§ Work request:
Reproduce the listing exactly, keeping every word as it is.

§ Supplied entries:
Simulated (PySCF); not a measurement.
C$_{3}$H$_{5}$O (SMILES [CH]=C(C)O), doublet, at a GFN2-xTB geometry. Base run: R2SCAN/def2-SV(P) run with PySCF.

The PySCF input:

§ Reply:
Simulated (PySCF); not a measurement.
C$_{3}$H$_{5}$O (SMILES [CH]=C(C)O), doublet, at a GFN2-xTB geometry. Base run: R2SCAN/def2-SV(P) run with PySCF.

The PySCF input:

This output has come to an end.